*Work request*
Output the full listing below, keeping each line exact.

*Raw data*
=-=-=
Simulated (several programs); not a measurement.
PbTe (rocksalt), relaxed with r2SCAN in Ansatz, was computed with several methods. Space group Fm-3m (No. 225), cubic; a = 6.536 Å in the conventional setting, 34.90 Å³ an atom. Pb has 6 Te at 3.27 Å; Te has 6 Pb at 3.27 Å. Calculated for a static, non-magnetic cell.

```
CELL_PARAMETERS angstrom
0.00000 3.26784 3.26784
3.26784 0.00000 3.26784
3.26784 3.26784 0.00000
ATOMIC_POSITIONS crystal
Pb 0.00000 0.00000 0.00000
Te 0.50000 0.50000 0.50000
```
=-=-=

*Solution*
Simulated (several programs); not a measurement.
PbTe (rocksalt), relaxed with r2SCAN in Ansatz, was computed with several methods. Space group Fm-3m (No. 225), cubic; a = 6.536 Å in the conventional setting, 34.90 Å³ an atom. Pb has 6 Te at 3.27 Å; Te has 6 Pb at 3.27 Å. Calculated for a static, non-magnetic cell.

```
CELL_PARAMETERS angstrom
0.00000 3.26784 3.26784
3.26784 0.00000 3.26784
3.26784 3.26784 0.00000
ATOMIC_POSITIONS crystal
Pb 0.00000 0.00000 0.00000
Te 0.50000 0.50000 0.50000
```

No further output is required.